# Assigned task
Type out every line below exactly as it reads.

Data shown: Begin

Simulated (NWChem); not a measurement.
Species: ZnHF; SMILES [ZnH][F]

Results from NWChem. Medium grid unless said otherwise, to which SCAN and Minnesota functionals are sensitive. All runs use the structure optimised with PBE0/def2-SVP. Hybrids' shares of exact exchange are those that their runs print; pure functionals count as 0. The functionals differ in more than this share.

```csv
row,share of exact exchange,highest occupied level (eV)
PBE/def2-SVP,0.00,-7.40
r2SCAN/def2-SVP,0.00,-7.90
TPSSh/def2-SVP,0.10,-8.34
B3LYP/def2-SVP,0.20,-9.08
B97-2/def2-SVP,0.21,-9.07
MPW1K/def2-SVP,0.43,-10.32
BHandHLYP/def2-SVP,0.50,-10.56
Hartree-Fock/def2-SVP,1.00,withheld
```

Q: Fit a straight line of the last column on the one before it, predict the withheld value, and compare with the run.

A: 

Data shown: End

# Task answer
Simulated (NWChem); not a measurement.
Species: ZnHF; SMILES [ZnH][F]

Results from NWChem. Medium grid unless said otherwise, to which SCAN and Minnesota functionals are sensitive. All runs use the structure optimised with PBE0/def2-SVP. Hybrids' shares of exact exchange are those that their runs print; pure functionals count as 0. The functionals differ in more than this share.

```csv
row,share of exact exchange,highest occupied level (eV)
PBE/def2-SVP,0.00,-7.40
r2SCAN/def2-SVP,0.00,-7.90
TPSSh/def2-SVP,0.10,-8.34
B3LYP/def2-SVP,0.20,-9.08
B97-2/def2-SVP,0.21,-9.07
MPW1K/def2-SVP,0.43,-10.32
BHandHLYP/def2-SVP,0.50,-10.56
Hartree-Fock/def2-SVP,1.00,withheld
```

Q: Fit a straight line of the last column on the one before it, predict the withheld value, and compare with the run.

A: 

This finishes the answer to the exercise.